== Provided records

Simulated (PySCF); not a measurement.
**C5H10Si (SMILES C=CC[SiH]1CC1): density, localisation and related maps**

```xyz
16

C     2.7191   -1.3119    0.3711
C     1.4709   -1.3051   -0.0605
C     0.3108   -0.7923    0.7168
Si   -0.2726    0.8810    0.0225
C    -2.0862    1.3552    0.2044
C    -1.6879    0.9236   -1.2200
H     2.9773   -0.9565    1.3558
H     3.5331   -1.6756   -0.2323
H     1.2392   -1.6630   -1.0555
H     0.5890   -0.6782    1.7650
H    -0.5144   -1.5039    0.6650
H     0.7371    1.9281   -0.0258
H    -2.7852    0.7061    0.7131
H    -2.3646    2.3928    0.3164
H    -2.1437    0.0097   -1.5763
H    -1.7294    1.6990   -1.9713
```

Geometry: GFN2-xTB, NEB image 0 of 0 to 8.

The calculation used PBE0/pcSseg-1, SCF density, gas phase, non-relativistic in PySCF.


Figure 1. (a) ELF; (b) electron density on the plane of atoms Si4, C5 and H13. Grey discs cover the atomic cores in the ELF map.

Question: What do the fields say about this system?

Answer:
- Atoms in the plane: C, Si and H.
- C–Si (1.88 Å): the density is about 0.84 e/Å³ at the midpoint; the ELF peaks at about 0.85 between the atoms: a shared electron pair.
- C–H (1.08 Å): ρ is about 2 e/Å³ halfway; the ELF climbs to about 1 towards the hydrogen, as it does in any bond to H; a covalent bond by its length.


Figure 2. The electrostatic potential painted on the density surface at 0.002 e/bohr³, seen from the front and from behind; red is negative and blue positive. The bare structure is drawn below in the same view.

====

Exercise
Write out the data above once more, exactly as it stands.

Exercise result
Simulated (PySCF); not a measurement.
**C5H10Si (SMILES C=CC[SiH]1CC1): density, localisation and related maps**

```xyz
16

C     2.7191   -1.3119    0.3711
C     1.4709   -1.3051   -0.0605
C     0.3108   -0.7923    0.7168
Si   -0.2726    0.8810    0.0225
C    -2.0862    1.3552    0.2044
C    -1.6879    0.9236   -1.2200
H     2.9773   -0.9565    1.3558
H     3.5331   -1.6756   -0.2323
H     1.2392   -1.6630   -1.0555
H     0.5890   -0.6782    1.7650
H    -0.5144   -1.5039    0.6650
H     0.7371    1.9281   -0.0258
H    -2.7852    0.7061    0.7131
H    -2.3646    2.3928    0.3164
H    -2.1437    0.0097   -1.5763
H    -1.7294    1.6990   -1.9713
```

Geometry: GFN2-xTB, NEB image 0 of 0 to 8.

The calculation used PBE0/pcSseg-1, SCF density, gas phase, non-relativistic in PySCF.


Figure 1. (a) ELF; (b) electron density on the plane of atoms Si4, C5 and H13. Grey discs cover the atomic cores in the ELF map.

Question: What do the fields say about this system?

Answer:
- Atoms in the plane: C, Si and H.
- C–Si (1.88 Å): the density is about 0.84 e/Å³ at the midpoint; the ELF peaks at about 0.85 between the atoms: a shared electron pair.
- C–H (1.08 Å): ρ is about 2 e/Å³ halfway; the ELF climbs to about 1 towards the hydrogen, as it does in any bond to H; a covalent bond by its length.


Figure 2. The electrostatic potential painted on the density surface at 0.002 e/bohr³, seen from the front and from behind; red is negative and blue positive. The bare structure is drawn below in the same view.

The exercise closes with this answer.